▶ **TASK ITEM**: From the data below, retype exactly the lines starting with the one that contains "### 1 The starting structure" and ending with the one that contains "Bond lengths: Ga1–H2", both included.

>>>

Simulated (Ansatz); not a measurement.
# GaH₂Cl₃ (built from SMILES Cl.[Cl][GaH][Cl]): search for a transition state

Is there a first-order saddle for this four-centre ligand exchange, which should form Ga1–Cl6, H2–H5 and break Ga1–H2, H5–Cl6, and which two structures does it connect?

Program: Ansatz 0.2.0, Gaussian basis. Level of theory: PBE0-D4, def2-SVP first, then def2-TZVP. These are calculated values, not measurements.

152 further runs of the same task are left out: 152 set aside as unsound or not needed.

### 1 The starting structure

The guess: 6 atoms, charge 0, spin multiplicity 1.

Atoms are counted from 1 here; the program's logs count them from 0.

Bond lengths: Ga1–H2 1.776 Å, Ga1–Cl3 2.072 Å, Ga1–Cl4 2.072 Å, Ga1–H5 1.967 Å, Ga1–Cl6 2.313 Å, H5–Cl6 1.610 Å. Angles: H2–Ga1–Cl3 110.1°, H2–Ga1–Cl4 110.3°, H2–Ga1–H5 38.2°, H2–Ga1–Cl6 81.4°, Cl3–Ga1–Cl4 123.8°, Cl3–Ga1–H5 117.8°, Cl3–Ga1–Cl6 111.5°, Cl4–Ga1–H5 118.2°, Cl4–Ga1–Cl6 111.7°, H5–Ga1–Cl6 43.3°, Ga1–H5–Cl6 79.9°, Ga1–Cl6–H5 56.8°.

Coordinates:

<<<

▶ **EXERCISE OUTPUT**:
### 1 The starting structure

The guess: 6 atoms, charge 0, spin multiplicity 1.

Atoms are counted from 1 here; the program's logs count them from 0.

Bond lengths: Ga1–H2 1.776 Å, Ga1–Cl3 2.072 Å, Ga1–Cl4 2.072 Å, Ga1–H5 1.967 Å, Ga1–Cl6 2.313 Å, H5–Cl6 1.610 Å. Angles: H2–Ga1–Cl3 110.1°, H2–Ga1–Cl4 110.3°, H2–Ga1–H5 38.2°, H2–Ga1–Cl6 81.4°, Cl3–Ga1–Cl4 123.8°, Cl3–Ga1–H5 117.8°, Cl3–Ga1–Cl6 111.5°, Cl4–Ga1–H5 118.2°, Cl4–Ga1–Cl6 111.7°, H5–Ga1–Cl6 43.3°, Ga1–H5–Cl6 79.9°, Ga1–Cl6–H5 56.8°.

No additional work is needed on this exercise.